* **BRIEF**
Which lines of the entries below run from the one holding "Consider CoPt (space" to the one holding "Method: PBEsol (Ansatz, a", inclusive? Set down exactly those lines and no others.

......

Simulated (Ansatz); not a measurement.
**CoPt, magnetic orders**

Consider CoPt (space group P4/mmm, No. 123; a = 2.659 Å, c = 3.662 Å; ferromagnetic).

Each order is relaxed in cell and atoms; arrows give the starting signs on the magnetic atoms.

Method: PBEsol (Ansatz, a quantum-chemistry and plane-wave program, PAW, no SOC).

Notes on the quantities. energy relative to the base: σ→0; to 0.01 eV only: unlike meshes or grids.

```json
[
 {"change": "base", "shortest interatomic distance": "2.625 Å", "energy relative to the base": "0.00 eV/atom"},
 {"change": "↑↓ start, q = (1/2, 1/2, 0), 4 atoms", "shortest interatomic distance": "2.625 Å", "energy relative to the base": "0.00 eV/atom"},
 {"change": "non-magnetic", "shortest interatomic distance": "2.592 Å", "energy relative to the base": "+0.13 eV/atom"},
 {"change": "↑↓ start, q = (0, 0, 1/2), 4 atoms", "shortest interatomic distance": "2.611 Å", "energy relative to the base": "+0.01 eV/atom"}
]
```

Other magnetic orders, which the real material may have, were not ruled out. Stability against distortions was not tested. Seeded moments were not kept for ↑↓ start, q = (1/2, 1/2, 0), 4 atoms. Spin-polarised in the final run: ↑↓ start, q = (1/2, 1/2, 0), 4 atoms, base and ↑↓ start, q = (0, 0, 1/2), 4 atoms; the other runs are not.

......

* **YOUR RESPONSE**
Consider CoPt (space group P4/mmm, No. 123; a = 2.659 Å, c = 3.662 Å; ferromagnetic).

Each order is relaxed in cell and atoms; arrows give the starting signs on the magnetic atoms.

Method: PBEsol (Ansatz, a quantum-chemistry and plane-wave program, PAW, no SOC).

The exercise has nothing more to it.